*Data shown*
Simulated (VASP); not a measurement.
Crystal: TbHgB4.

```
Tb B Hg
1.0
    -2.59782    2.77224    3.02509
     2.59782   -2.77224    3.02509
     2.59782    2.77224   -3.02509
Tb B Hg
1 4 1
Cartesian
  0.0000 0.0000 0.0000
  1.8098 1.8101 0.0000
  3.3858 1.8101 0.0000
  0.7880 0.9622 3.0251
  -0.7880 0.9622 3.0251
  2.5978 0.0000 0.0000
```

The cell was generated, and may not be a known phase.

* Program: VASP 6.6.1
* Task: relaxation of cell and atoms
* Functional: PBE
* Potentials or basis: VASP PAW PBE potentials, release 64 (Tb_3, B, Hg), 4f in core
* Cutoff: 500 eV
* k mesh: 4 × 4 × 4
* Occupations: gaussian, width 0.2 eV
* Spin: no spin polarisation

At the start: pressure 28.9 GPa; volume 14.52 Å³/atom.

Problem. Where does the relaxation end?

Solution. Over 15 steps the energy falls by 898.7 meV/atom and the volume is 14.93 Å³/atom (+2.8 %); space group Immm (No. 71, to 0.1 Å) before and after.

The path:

*Work task*
Retype every line up to and including the one that contains "Solution. Over 15", beginning at the first line of the records, with no edits.

*Written response*
Simulated (VASP); not a measurement.
Crystal: TbHgB4.

```
Tb B Hg
1.0
    -2.59782    2.77224    3.02509
     2.59782   -2.77224    3.02509
     2.59782    2.77224   -3.02509
Tb B Hg
1 4 1
Cartesian
  0.0000 0.0000 0.0000
  1.8098 1.8101 0.0000
  3.3858 1.8101 0.0000
  0.7880 0.9622 3.0251
  -0.7880 0.9622 3.0251
  2.5978 0.0000 0.0000
```

The cell was generated, and may not be a known phase.

* Program: VASP 6.6.1
* Task: relaxation of cell and atoms
* Functional: PBE
* Potentials or basis: VASP PAW PBE potentials, release 64 (Tb_3, B, Hg), 4f in core
* Cutoff: 500 eV
* k mesh: 4 × 4 × 4
* Occupations: gaussian, width 0.2 eV
* Spin: no spin polarisation

At the start: pressure 28.9 GPa; volume 14.52 Å³/atom.

Problem. Where does the relaxation end?

Solution. Over 15 steps the energy falls by 898.7 meV/atom and the volume is 14.93 Å³/atom (+2.8 %); space group Immm (No. 71, to 0.1 Å) before and after.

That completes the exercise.